** Opening GIVEN ENTRIES block **

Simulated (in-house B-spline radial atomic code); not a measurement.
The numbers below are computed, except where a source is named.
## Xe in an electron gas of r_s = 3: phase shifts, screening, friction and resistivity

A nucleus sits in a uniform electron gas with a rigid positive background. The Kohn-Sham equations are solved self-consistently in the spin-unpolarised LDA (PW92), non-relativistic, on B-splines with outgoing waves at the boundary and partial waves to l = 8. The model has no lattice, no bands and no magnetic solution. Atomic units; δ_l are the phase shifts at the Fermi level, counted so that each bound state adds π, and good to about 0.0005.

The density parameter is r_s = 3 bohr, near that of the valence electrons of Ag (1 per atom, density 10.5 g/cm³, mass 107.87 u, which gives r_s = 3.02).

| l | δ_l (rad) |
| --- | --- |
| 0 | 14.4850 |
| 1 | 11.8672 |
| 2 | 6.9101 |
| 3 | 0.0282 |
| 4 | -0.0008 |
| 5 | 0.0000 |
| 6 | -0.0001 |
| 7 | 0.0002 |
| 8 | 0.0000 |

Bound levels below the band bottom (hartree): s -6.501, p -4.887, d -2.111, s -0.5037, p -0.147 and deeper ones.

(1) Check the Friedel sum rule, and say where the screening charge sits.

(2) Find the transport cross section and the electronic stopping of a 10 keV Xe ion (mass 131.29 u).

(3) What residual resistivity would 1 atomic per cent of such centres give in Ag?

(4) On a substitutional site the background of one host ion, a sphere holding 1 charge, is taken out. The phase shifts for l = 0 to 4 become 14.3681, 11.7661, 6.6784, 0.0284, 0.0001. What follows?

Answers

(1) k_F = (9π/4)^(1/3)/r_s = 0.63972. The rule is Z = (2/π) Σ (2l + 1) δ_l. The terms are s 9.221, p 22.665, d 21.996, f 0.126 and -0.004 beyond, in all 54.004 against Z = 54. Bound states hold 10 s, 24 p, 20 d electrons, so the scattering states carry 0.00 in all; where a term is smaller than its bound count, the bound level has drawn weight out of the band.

** Closing GIVEN ENTRIES block **

◆ **REQUIREMENT**
Exactly as they stand, please print the lines from the first line of the records above down to the line that includes "A nucleus sits", both of those included and no others.

◆ **ANSWER AREA**
Simulated (in-house B-spline radial atomic code); not a measurement.
The numbers below are computed, except where a source is named.
## Xe in an electron gas of r_s = 3: phase shifts, screening, friction and resistivity

A nucleus sits in a uniform electron gas with a rigid positive background. The Kohn-Sham equations are solved self-consistently in the spin-unpolarised LDA (PW92), non-relativistic, on B-splines with outgoing waves at the boundary and partial waves to l = 8. The model has no lattice, no bands and no magnetic solution. Atomic units; δ_l are the phase shifts at the Fermi level, counted so that each bound state adds π, and good to about 0.0005.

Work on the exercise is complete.